- STORED DATA -
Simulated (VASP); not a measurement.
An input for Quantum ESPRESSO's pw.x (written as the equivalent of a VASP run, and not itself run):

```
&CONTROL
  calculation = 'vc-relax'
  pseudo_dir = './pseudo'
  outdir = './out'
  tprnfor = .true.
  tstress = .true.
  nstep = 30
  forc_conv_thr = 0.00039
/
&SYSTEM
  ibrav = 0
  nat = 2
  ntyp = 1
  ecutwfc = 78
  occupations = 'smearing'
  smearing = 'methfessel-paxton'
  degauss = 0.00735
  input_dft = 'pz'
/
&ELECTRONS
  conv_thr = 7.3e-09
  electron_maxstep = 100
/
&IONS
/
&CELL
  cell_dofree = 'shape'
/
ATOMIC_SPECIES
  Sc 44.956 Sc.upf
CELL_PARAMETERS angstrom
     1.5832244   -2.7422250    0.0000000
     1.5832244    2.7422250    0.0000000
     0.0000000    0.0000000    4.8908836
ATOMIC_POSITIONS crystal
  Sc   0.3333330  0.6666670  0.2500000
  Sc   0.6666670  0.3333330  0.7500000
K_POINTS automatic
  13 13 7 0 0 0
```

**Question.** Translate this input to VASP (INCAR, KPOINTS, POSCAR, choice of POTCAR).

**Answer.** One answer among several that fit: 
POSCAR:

- ASSIGNMENT -
Nothing in the entries above may be left out; retype them all exactly.

- REPLY -
Simulated (VASP); not a measurement.
An input for Quantum ESPRESSO's pw.x (written as the equivalent of a VASP run, and not itself run):

```
&CONTROL
  calculation = 'vc-relax'
  pseudo_dir = './pseudo'
  outdir = './out'
  tprnfor = .true.
  tstress = .true.
  nstep = 30
  forc_conv_thr = 0.00039
/
&SYSTEM
  ibrav = 0
  nat = 2
  ntyp = 1
  ecutwfc = 78
  occupations = 'smearing'
  smearing = 'methfessel-paxton'
  degauss = 0.00735
  input_dft = 'pz'
/
&ELECTRONS
  conv_thr = 7.3e-09
  electron_maxstep = 100
/
&IONS
/
&CELL
  cell_dofree = 'shape'
/
ATOMIC_SPECIES
  Sc 44.956 Sc.upf
CELL_PARAMETERS angstrom
     1.5832244   -2.7422250    0.0000000
     1.5832244    2.7422250    0.0000000
     0.0000000    0.0000000    4.8908836
ATOMIC_POSITIONS crystal
  Sc   0.3333330  0.6666670  0.2500000
  Sc   0.6666670  0.3333330  0.7500000
K_POINTS automatic
  13 13 7 0 0 0
```

**Question.** Translate this input to VASP (INCAR, KPOINTS, POSCAR, choice of POTCAR).

**Answer.** One answer among several that fit: 
POSCAR:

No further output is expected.